• Input data:
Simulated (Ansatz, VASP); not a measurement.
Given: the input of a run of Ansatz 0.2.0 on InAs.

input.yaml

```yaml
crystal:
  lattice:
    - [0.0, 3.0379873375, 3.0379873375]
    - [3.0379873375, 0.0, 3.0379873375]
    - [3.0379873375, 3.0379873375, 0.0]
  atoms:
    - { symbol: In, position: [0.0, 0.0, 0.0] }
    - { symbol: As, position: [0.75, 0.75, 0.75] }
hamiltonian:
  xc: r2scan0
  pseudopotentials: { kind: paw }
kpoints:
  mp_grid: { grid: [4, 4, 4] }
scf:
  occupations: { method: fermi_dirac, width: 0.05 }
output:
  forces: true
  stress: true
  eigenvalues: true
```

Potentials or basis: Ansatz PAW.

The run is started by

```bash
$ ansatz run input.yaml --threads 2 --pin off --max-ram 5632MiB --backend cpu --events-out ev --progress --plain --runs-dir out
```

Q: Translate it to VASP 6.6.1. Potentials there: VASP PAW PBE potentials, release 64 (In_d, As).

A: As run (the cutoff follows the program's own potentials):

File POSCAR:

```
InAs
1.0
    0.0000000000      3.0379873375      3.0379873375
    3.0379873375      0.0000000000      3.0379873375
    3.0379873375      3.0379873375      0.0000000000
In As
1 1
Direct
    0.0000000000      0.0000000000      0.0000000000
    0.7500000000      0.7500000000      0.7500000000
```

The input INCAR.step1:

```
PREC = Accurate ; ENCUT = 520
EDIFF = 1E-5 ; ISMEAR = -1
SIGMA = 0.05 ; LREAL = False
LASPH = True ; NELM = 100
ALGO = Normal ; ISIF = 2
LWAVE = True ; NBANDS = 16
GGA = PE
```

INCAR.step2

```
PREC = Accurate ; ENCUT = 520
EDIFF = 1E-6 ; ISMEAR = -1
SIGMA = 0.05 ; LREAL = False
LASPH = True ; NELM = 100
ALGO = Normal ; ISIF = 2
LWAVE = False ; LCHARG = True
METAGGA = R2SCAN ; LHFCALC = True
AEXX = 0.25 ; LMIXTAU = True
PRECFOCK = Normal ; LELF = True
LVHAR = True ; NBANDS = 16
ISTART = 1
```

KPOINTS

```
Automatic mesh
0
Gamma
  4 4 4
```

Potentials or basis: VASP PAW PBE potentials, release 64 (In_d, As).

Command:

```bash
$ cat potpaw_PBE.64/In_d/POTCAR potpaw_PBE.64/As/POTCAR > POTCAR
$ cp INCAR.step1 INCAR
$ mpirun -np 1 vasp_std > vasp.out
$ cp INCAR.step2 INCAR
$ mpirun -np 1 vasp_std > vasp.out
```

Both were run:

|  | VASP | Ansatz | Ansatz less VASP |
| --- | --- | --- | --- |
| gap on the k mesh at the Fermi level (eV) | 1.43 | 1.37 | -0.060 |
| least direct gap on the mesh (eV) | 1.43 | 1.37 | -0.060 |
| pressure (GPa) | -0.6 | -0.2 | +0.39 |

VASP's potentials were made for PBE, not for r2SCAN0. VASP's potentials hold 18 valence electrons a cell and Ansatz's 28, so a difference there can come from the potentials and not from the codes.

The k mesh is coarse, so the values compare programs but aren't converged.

• Requirement: Find "less VASP |" in the entries above and copy that whole line exactly, then each line after it through the line that contains "VASP's potentials were".

• Task result:
|  | VASP | Ansatz | Ansatz less VASP |
| --- | --- | --- | --- |
| gap on the k mesh at the Fermi level (eV) | 1.43 | 1.37 | -0.060 |
| least direct gap on the mesh (eV) | 1.43 | 1.37 | -0.060 |
| pressure (GPa) | -0.6 | -0.2 | +0.39 |

VASP's potentials were made for PBE, not for r2SCAN0. VASP's potentials hold 18 valence electrons a cell and Ansatz's 28, so a difference there can come from the potentials and not from the codes.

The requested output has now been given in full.